● **LISTED RECORDS**
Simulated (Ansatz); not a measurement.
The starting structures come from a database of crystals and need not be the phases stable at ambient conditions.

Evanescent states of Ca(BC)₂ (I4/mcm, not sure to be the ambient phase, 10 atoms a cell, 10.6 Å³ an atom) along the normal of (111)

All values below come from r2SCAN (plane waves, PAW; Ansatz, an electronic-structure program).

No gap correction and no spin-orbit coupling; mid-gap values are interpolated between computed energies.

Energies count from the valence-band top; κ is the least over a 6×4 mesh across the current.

● **BRIEF**
Set down every entry exactly as given.

● **EXERCISE RESULT**
Simulated (Ansatz); not a measurement.
The starting structures come from a database of crystals and need not be the phases stable at ambient conditions.

Evanescent states of Ca(BC)₂ (I4/mcm, not sure to be the ambient phase, 10 atoms a cell, 10.6 Å³ an atom) along the normal of (111)

All values below come from r2SCAN (plane waves, PAW; Ansatz, an electronic-structure program).

No gap correction and no spin-orbit coupling; mid-gap values are interpolated between computed energies.

Energies count from the valence-band top; κ is the least over a 6×4 mesh across the current.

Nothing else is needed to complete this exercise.